◆ Work request
A stretch of the entries below is to be set down exactly, running from the line with "System: Tl; space" through the line with "eV, 2 atoms).", both included, and no other line.

◆ Supplied data
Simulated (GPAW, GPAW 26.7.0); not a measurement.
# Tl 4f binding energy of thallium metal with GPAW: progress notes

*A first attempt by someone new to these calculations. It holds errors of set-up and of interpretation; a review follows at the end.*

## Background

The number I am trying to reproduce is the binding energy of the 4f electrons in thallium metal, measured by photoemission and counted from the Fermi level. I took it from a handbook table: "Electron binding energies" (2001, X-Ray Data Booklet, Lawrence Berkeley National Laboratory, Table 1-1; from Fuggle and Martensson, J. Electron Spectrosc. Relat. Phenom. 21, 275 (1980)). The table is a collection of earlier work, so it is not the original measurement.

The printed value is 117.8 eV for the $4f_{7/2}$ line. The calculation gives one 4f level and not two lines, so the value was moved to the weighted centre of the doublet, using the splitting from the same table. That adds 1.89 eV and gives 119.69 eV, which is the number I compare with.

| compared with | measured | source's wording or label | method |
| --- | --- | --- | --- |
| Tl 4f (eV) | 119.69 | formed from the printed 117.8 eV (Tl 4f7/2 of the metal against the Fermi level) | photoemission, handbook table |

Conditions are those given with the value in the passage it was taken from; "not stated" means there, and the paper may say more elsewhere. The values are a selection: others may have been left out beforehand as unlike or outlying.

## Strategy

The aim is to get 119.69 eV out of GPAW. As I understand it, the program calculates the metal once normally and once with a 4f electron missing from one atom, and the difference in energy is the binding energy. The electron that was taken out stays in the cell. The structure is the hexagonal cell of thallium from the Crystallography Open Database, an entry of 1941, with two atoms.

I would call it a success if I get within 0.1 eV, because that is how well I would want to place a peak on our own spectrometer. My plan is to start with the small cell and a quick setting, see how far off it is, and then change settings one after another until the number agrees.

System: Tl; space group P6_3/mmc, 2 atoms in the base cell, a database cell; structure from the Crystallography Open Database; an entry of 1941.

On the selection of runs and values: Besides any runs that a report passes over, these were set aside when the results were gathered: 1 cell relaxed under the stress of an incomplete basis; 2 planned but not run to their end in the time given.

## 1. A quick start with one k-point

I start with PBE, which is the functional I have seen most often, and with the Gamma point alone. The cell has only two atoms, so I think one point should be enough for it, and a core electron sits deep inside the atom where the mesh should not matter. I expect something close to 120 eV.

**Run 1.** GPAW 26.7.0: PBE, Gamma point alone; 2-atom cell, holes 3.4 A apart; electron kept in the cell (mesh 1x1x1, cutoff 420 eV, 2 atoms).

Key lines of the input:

◆ Problem solution
System: Tl; space group P6_3/mmc, 2 atoms in the base cell, a database cell; structure from the Crystallography Open Database; an entry of 1941.

On the selection of runs and values: Besides any runs that a report passes over, these were set aside when the results were gathered: 1 cell relaxed under the stress of an incomplete basis; 2 planned but not run to their end in the time given.

## 1. A quick start with one k-point

I start with PBE, which is the functional I have seen most often, and with the Gamma point alone. The cell has only two atoms, so I think one point should be enough for it, and a core electron sits deep inside the atom where the mesh should not matter. I expect something close to 120 eV.

**Run 1.** GPAW 26.7.0: PBE, Gamma point alone; 2-atom cell, holes 3.4 A apart; electron kept in the cell (mesh 1x1x1, cutoff 420 eV, 2 atoms).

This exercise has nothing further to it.